======== PROVIDED DATA

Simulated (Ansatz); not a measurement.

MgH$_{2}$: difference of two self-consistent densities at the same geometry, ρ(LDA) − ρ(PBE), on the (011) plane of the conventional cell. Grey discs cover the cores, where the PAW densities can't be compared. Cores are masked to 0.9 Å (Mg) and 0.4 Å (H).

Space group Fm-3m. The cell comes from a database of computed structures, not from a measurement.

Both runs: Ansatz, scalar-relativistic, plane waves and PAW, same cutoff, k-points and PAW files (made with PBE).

================

◆ **WORK ITEM**: The response should consist of all the entries, reproduced word for word.

◆ **TASK SOLUTION**:
Simulated (Ansatz); not a measurement.

MgH$_{2}$: difference of two self-consistent densities at the same geometry, ρ(LDA) − ρ(PBE), on the (011) plane of the conventional cell. Grey discs cover the cores, where the PAW densities can't be compared. Cores are masked to 0.9 Å (Mg) and 0.4 Å (H).

Space group Fm-3m. The cell comes from a database of computed structures, not from a measurement.

Both runs: Ansatz, scalar-relativistic, plane waves and PAW, same cutoff, k-points and PAW files (made with PBE).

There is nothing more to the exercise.